◆ **Action item**: Output nothing but the lines from the first line of the entries to the line with "-1.64 | 67.03 |", inclusive, exactly as they read.

◆ **Records shown**:
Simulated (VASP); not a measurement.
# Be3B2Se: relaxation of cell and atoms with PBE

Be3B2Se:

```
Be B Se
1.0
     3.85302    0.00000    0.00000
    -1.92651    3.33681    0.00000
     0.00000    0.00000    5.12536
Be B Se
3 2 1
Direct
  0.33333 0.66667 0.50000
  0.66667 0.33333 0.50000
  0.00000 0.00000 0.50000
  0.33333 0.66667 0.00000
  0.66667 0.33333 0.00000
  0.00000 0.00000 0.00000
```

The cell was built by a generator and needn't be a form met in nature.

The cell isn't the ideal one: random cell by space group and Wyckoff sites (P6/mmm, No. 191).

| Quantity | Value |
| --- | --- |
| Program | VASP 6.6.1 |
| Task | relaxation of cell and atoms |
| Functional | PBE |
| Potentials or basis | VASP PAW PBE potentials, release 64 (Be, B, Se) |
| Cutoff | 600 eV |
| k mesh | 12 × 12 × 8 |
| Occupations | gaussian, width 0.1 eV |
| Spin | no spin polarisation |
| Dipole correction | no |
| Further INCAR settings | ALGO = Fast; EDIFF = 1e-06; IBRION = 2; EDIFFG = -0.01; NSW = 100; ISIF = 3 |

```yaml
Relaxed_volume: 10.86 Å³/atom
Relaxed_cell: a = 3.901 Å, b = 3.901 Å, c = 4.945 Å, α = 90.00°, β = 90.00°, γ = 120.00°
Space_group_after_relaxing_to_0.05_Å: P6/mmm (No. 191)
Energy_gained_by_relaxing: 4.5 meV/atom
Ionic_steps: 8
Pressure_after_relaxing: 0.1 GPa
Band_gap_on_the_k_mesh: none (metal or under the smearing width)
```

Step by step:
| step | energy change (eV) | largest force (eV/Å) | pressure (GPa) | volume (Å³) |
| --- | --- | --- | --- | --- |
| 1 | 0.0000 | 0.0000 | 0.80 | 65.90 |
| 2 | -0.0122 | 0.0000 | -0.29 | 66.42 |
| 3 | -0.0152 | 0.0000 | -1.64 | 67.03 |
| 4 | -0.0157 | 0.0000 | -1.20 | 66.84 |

◆ **Answer area**:
Simulated (VASP); not a measurement.
# Be3B2Se: relaxation of cell and atoms with PBE

Be3B2Se:

```
Be B Se
1.0
     3.85302    0.00000    0.00000
    -1.92651    3.33681    0.00000
     0.00000    0.00000    5.12536
Be B Se
3 2 1
Direct
  0.33333 0.66667 0.50000
  0.66667 0.33333 0.50000
  0.00000 0.00000 0.50000
  0.33333 0.66667 0.00000
  0.66667 0.33333 0.00000
  0.00000 0.00000 0.00000
```

The cell was built by a generator and needn't be a form met in nature.

The cell isn't the ideal one: random cell by space group and Wyckoff sites (P6/mmm, No. 191).

| Quantity | Value |
| --- | --- |
| Program | VASP 6.6.1 |
| Task | relaxation of cell and atoms |
| Functional | PBE |
| Potentials or basis | VASP PAW PBE potentials, release 64 (Be, B, Se) |
| Cutoff | 600 eV |
| k mesh | 12 × 12 × 8 |
| Occupations | gaussian, width 0.1 eV |
| Spin | no spin polarisation |
| Dipole correction | no |
| Further INCAR settings | ALGO = Fast; EDIFF = 1e-06; IBRION = 2; EDIFFG = -0.01; NSW = 100; ISIF = 3 |

```yaml
Relaxed_volume: 10.86 Å³/atom
Relaxed_cell: a = 3.901 Å, b = 3.901 Å, c = 4.945 Å, α = 90.00°, β = 90.00°, γ = 120.00°
Space_group_after_relaxing_to_0.05_Å: P6/mmm (No. 191)
Energy_gained_by_relaxing: 4.5 meV/atom
Ionic_steps: 8
Pressure_after_relaxing: 0.1 GPa
Band_gap_on_the_k_mesh: none (metal or under the smearing width)
```

Step by step:
| step | energy change (eV) | largest force (eV/Å) | pressure (GPa) | volume (Å³) |
| --- | --- | --- | --- | --- |
| 1 | 0.0000 | 0.0000 | 0.80 | 65.90 |
| 2 | -0.0122 | 0.0000 | -0.29 | 66.42 |
| 3 | -0.0152 | 0.0000 | -1.64 | 67.03 |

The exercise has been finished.